Data under study -
• • • • •
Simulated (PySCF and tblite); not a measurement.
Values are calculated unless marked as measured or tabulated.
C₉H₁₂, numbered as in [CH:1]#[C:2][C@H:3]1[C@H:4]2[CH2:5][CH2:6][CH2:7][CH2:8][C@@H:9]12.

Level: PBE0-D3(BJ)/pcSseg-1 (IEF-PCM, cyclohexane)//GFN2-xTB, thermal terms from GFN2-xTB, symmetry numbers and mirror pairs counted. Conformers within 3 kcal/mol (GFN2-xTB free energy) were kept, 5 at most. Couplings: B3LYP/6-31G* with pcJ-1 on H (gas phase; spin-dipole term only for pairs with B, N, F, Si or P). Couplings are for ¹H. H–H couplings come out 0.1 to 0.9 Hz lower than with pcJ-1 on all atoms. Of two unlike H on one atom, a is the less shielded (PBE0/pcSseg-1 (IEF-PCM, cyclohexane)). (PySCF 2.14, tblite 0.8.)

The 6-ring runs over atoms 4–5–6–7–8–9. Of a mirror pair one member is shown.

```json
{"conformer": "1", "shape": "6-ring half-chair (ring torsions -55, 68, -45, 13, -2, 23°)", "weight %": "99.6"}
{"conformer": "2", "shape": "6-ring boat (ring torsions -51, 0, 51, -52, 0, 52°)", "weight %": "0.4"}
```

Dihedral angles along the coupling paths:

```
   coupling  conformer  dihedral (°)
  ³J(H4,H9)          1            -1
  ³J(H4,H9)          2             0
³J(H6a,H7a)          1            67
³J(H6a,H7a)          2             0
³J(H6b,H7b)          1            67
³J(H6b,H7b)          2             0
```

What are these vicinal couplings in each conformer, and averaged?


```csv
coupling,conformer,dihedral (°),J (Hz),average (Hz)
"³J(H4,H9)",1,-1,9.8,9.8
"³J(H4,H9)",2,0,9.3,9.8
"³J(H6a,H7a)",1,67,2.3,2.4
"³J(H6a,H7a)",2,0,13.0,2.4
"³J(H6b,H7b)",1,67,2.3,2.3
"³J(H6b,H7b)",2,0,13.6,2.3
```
• • • • •

Within the material above, the line with "Values are calculated" opens the range and the line with "C₉H₁₂, numbered as" closes it; reproduce that range word for word.

Values are calculated unless marked as measured or tabulated.
C₉H₁₂, numbered as in [CH:1]#[C:2][C@H:3]1[C@H:4]2[CH2:5][CH2:6][CH2:7][CH2:8][C@@H:9]12.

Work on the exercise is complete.